For the records below, output each line exactly as it appears, from the first through the line with "All runs: NWChem.".

(Beginning of Available data)

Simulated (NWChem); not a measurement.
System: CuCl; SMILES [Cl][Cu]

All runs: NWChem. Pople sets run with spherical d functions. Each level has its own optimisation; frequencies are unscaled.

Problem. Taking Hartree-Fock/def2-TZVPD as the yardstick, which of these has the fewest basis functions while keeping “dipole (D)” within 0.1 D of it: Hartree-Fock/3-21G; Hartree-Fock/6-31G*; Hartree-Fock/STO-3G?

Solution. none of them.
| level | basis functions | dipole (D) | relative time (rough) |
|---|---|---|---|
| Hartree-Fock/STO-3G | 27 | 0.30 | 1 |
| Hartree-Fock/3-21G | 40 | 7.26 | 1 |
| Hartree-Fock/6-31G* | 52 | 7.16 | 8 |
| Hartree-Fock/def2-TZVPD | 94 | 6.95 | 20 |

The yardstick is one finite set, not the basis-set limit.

(End of Available data)

Exercise result:
Simulated (NWChem); not a measurement.
System: CuCl; SMILES [Cl][Cu]

All runs: NWChem. Pople sets run with spherical d functions. Each level has its own optimisation; frequencies are unscaled.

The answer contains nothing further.